▶ _EXTRACTED ENTRIES_:
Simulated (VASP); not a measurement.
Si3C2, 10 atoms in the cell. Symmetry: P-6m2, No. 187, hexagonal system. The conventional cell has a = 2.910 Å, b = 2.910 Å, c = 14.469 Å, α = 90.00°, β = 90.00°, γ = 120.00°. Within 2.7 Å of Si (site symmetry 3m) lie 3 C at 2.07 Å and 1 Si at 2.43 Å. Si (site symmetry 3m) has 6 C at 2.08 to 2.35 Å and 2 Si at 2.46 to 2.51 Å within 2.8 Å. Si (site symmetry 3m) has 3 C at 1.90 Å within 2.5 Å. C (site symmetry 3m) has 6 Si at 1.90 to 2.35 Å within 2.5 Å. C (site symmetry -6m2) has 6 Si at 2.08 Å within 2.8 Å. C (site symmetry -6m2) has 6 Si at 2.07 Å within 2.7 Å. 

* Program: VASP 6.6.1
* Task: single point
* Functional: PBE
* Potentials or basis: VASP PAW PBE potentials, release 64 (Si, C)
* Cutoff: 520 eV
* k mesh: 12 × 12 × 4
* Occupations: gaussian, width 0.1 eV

▶ _WORK REQUEST_: Please reproduce exactly the lines in the listing above from the one containing "Cutoff: 520 eV" through the one containing "12 × 12 × 4", both included, and nothing more.

▶ _WRITTEN REPLY_:
* Cutoff: 520 eV
* k mesh: 12 × 12 × 4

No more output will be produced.